• _WORK TASK_: Take the material below from its first line through the line containing "mesh: 6 × 6 × 6" and, please, write those lines again exactly.

• _DATASET ENTRIES_:
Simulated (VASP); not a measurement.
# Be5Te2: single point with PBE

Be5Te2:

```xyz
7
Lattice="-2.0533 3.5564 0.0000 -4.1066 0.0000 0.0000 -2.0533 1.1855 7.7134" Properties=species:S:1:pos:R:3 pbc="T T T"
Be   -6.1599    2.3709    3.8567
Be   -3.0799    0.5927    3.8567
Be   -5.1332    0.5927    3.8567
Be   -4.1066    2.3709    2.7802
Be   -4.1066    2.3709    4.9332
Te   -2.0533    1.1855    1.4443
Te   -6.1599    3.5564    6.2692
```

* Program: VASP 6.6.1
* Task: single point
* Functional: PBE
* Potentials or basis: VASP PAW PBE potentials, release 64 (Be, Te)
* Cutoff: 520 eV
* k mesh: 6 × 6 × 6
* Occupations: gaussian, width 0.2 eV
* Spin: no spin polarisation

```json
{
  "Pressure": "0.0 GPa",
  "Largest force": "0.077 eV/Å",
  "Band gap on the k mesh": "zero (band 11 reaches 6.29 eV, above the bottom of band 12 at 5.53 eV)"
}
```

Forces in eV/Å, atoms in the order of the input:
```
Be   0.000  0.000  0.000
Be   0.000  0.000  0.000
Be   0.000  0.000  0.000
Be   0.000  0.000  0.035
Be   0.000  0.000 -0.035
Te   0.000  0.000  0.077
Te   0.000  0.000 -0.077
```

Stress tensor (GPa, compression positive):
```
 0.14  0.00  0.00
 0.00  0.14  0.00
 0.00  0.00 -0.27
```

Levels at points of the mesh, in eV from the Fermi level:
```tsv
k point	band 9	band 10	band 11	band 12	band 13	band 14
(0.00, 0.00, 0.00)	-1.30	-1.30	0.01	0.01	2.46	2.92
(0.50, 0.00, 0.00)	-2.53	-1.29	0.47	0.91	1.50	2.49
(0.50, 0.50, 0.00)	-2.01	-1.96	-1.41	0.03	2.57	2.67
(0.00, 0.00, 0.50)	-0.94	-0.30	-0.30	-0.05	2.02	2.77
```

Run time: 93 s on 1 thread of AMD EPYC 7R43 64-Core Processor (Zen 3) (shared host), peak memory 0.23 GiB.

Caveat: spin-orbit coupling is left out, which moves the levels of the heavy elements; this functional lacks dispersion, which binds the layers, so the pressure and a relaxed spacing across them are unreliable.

• _WRITTEN REPLY_:
Simulated (VASP); not a measurement.
# Be5Te2: single point with PBE

Be5Te2:

```xyz
7
Lattice="-2.0533 3.5564 0.0000 -4.1066 0.0000 0.0000 -2.0533 1.1855 7.7134" Properties=species:S:1:pos:R:3 pbc="T T T"
Be   -6.1599    2.3709    3.8567
Be   -3.0799    0.5927    3.8567
Be   -5.1332    0.5927    3.8567
Be   -4.1066    2.3709    2.7802
Be   -4.1066    2.3709    4.9332
Te   -2.0533    1.1855    1.4443
Te   -6.1599    3.5564    6.2692
```

* Program: VASP 6.6.1
* Task: single point
* Functional: PBE
* Potentials or basis: VASP PAW PBE potentials, release 64 (Be, Te)
* Cutoff: 520 eV
* k mesh: 6 × 6 × 6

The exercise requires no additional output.